==================================================

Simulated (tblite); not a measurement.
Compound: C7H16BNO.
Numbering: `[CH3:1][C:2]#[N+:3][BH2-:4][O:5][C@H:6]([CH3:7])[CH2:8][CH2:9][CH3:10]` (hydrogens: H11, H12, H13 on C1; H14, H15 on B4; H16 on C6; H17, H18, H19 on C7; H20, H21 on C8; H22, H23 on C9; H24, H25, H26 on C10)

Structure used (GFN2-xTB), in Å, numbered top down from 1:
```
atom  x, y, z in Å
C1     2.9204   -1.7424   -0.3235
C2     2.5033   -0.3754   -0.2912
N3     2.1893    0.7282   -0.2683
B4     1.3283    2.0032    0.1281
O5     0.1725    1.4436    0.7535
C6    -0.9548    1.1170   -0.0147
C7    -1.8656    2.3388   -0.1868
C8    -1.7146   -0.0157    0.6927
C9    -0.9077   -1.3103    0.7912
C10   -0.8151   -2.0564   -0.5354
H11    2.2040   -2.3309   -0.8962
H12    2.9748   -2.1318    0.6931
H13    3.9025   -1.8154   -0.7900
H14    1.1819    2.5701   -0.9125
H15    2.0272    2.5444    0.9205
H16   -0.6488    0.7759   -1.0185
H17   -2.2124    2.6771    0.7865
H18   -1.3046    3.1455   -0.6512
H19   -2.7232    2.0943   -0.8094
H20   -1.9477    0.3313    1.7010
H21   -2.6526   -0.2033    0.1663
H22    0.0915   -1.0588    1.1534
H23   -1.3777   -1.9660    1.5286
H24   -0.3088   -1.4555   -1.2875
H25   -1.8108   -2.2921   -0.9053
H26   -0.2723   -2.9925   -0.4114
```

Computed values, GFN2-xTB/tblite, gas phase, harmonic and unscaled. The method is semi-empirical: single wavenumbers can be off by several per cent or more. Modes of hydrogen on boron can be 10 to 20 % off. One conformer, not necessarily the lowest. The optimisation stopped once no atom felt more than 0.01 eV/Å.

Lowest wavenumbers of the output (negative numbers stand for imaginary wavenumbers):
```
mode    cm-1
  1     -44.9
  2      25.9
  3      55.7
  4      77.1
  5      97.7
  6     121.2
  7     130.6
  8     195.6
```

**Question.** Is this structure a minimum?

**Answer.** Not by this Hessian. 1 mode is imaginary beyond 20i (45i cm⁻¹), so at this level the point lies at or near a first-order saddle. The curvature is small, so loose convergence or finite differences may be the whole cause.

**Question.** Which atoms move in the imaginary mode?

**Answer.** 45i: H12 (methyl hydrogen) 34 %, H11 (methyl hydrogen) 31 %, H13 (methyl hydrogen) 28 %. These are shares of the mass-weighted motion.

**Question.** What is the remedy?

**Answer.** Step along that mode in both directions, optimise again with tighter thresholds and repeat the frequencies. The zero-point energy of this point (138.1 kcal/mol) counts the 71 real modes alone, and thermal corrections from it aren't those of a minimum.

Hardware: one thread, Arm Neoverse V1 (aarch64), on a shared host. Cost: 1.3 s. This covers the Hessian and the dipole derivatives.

==================================================

(TASK ITEM)
Out of the entries above, write out only the lines between the line holding "Structure used (GFN2-xTB), in" and the line holding "is the remedy?", inclusive, each exactly as given.

(YOUR SOLUTION)
Structure used (GFN2-xTB), in Å, numbered top down from 1:
```
atom  x, y, z in Å
C1     2.9204   -1.7424   -0.3235
C2     2.5033   -0.3754   -0.2912
N3     2.1893    0.7282   -0.2683
B4     1.3283    2.0032    0.1281
O5     0.1725    1.4436    0.7535
C6    -0.9548    1.1170   -0.0147
C7    -1.8656    2.3388   -0.1868
C8    -1.7146   -0.0157    0.6927
C9    -0.9077   -1.3103    0.7912
C10   -0.8151   -2.0564   -0.5354
H11    2.2040   -2.3309   -0.8962
H12    2.9748   -2.1318    0.6931
H13    3.9025   -1.8154   -0.7900
H14    1.1819    2.5701   -0.9125
H15    2.0272    2.5444    0.9205
H16   -0.6488    0.7759   -1.0185
H17   -2.2124    2.6771    0.7865
H18   -1.3046    3.1455   -0.6512
H19   -2.7232    2.0943   -0.8094
H20   -1.9477    0.3313    1.7010
H21   -2.6526   -0.2033    0.1663
H22    0.0915   -1.0588    1.1534
H23   -1.3777   -1.9660    1.5286
H24   -0.3088   -1.4555   -1.2875
H25   -1.8108   -2.2921   -0.9053
H26   -0.2723   -2.9925   -0.4114
```

Computed values, GFN2-xTB/tblite, gas phase, harmonic and unscaled. The method is semi-empirical: single wavenumbers can be off by several per cent or more. Modes of hydrogen on boron can be 10 to 20 % off. One conformer, not necessarily the lowest. The optimisation stopped once no atom felt more than 0.01 eV/Å.

Lowest wavenumbers of the output (negative numbers stand for imaginary wavenumbers):
```
mode    cm-1
  1     -44.9
  2      25.9
  3      55.7
  4      77.1
  5      97.7
  6     121.2
  7     130.6
  8     195.6
```

**Question.** Is this structure a minimum?

**Answer.** Not by this Hessian. 1 mode is imaginary beyond 20i (45i cm⁻¹), so at this level the point lies at or near a first-order saddle. The curvature is small, so loose convergence or finite differences may be the whole cause.

**Question.** Which atoms move in the imaginary mode?

**Answer.** 45i: H12 (methyl hydrogen) 34 %, H11 (methyl hydrogen) 31 %, H13 (methyl hydrogen) 28 %. These are shares of the mass-weighted motion.

**Question.** What is the remedy?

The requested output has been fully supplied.